All of the data below is to be copied exactly.

**Record excerpts:**
== == ==

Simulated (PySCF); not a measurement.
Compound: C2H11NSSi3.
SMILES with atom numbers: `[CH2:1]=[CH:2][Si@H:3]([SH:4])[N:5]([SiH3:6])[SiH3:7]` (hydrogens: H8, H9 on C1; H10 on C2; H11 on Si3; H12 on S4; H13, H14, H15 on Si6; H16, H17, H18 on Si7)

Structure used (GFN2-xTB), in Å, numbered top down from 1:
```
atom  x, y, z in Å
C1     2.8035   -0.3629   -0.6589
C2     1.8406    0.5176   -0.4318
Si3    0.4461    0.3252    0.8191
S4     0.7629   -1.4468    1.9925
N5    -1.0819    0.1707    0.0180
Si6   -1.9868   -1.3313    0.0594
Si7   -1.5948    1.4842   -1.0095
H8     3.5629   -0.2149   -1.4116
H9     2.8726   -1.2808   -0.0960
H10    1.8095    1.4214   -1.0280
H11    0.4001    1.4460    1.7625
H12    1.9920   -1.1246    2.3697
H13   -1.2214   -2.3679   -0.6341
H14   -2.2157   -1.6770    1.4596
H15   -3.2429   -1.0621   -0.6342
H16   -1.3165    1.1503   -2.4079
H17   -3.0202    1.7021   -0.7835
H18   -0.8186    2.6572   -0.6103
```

== == ==

**Answer area:**
Simulated (PySCF); not a measurement.
Compound: C2H11NSSi3.
SMILES with atom numbers: `[CH2:1]=[CH:2][Si@H:3]([SH:4])[N:5]([SiH3:6])[SiH3:7]` (hydrogens: H8, H9 on C1; H10 on C2; H11 on Si3; H12 on S4; H13, H14, H15 on Si6; H16, H17, H18 on Si7)

Structure used (GFN2-xTB), in Å, numbered top down from 1:
```
atom  x, y, z in Å
C1     2.8035   -0.3629   -0.6589
C2     1.8406    0.5176   -0.4318
Si3    0.4461    0.3252    0.8191
S4     0.7629   -1.4468    1.9925
N5    -1.0819    0.1707    0.0180
Si6   -1.9868   -1.3313    0.0594
Si7   -1.5948    1.4842   -1.0095
H8     3.5629   -0.2149   -1.4116
H9     2.8726   -1.2808   -0.0960
H10    1.8095    1.4214   -1.0280
H11    0.4001    1.4460    1.7625
H12    1.9920   -1.1246    2.3697
H13   -1.2214   -2.3679   -0.6341
H14   -2.2157   -1.6770    1.4596
H15   -3.2429   -1.0621   -0.6342
H16   -1.3165    1.1503   -2.4079
H17   -3.0202    1.7021   -0.7835
H18   -0.8186    2.6572   -0.6103
```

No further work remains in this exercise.